*WORK ORDER*: Transcribe the full listing so that each line reads as it does in the original.

*PROVIDED INFORMATION*:
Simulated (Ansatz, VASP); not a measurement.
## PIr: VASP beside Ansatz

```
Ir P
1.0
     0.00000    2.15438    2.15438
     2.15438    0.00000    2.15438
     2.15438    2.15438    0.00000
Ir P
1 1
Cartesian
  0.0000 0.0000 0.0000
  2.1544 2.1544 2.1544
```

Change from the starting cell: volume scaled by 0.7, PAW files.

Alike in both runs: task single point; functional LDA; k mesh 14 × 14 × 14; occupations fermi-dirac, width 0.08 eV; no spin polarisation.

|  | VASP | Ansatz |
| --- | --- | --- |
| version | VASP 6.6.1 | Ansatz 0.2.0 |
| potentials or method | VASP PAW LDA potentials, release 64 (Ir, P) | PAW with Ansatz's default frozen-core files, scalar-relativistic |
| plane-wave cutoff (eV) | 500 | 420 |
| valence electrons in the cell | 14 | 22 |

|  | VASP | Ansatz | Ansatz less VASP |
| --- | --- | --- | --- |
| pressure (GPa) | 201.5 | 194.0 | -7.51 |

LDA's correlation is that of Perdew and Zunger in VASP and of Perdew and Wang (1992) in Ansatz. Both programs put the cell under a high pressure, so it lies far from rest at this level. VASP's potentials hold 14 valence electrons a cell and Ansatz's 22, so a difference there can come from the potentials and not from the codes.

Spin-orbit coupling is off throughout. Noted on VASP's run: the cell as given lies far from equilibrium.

*ANSWER AREA*:
Simulated (Ansatz, VASP); not a measurement.
## PIr: VASP beside Ansatz

```
Ir P
1.0
     0.00000    2.15438    2.15438
     2.15438    0.00000    2.15438
     2.15438    2.15438    0.00000
Ir P
1 1
Cartesian
  0.0000 0.0000 0.0000
  2.1544 2.1544 2.1544
```

Change from the starting cell: volume scaled by 0.7, PAW files.

Alike in both runs: task single point; functional LDA; k mesh 14 × 14 × 14; occupations fermi-dirac, width 0.08 eV; no spin polarisation.

|  | VASP | Ansatz |
| --- | --- | --- |
| version | VASP 6.6.1 | Ansatz 0.2.0 |
| potentials or method | VASP PAW LDA potentials, release 64 (Ir, P) | PAW with Ansatz's default frozen-core files, scalar-relativistic |
| plane-wave cutoff (eV) | 500 | 420 |
| valence electrons in the cell | 14 | 22 |

|  | VASP | Ansatz | Ansatz less VASP |
| --- | --- | --- | --- |
| pressure (GPa) | 201.5 | 194.0 | -7.51 |

LDA's correlation is that of Perdew and Zunger in VASP and of Perdew and Wang (1992) in Ansatz. Both programs put the cell under a high pressure, so it lies far from rest at this level. VASP's potentials hold 14 valence electrons a cell and Ansatz's 22, so a difference there can come from the potentials and not from the codes.

Spin-orbit coupling is off throughout. Noted on VASP's run: the cell as given lies far from equilibrium.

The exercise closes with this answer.